▶ **GIVEN ENTRIES**
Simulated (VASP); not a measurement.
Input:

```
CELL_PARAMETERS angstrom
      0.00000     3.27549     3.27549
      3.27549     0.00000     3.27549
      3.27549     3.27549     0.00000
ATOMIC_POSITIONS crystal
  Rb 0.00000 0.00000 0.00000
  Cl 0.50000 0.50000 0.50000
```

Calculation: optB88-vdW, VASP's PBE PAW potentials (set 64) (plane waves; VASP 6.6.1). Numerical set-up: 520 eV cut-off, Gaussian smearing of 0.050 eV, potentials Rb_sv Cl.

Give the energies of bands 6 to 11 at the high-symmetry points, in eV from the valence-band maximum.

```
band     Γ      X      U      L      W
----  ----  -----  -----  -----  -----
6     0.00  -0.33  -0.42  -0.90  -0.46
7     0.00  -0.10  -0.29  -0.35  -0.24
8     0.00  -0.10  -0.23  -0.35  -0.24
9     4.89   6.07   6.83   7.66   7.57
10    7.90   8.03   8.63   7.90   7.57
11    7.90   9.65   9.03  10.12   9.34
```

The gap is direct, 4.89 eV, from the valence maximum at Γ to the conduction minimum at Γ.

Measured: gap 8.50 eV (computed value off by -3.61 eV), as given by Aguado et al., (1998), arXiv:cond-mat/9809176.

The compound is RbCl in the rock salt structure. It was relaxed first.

▶ **BRIEF**
Repeat the data precisely, line by line.

▶ **EXPECTED ANSWER**
Simulated (VASP); not a measurement.
Input:

```
CELL_PARAMETERS angstrom
      0.00000     3.27549     3.27549
      3.27549     0.00000     3.27549
      3.27549     3.27549     0.00000
ATOMIC_POSITIONS crystal
  Rb 0.00000 0.00000 0.00000
  Cl 0.50000 0.50000 0.50000
```

Calculation: optB88-vdW, VASP's PBE PAW potentials (set 64) (plane waves; VASP 6.6.1). Numerical set-up: 520 eV cut-off, Gaussian smearing of 0.050 eV, potentials Rb_sv Cl.

Give the energies of bands 6 to 11 at the high-symmetry points, in eV from the valence-band maximum.

```
band     Γ      X      U      L      W
----  ----  -----  -----  -----  -----
6     0.00  -0.33  -0.42  -0.90  -0.46
7     0.00  -0.10  -0.29  -0.35  -0.24
8     0.00  -0.10  -0.23  -0.35  -0.24
9     4.89   6.07   6.83   7.66   7.57
10    7.90   8.03   8.63   7.90   7.57
11    7.90   9.65   9.03  10.12   9.34
```

The gap is direct, 4.89 eV, from the valence maximum at Γ to the conduction minimum at Γ.

Measured: gap 8.50 eV (computed value off by -3.61 eV), as given by Aguado et al., (1998), arXiv:cond-mat/9809176.

The compound is RbCl in the rock salt structure. It was relaxed first.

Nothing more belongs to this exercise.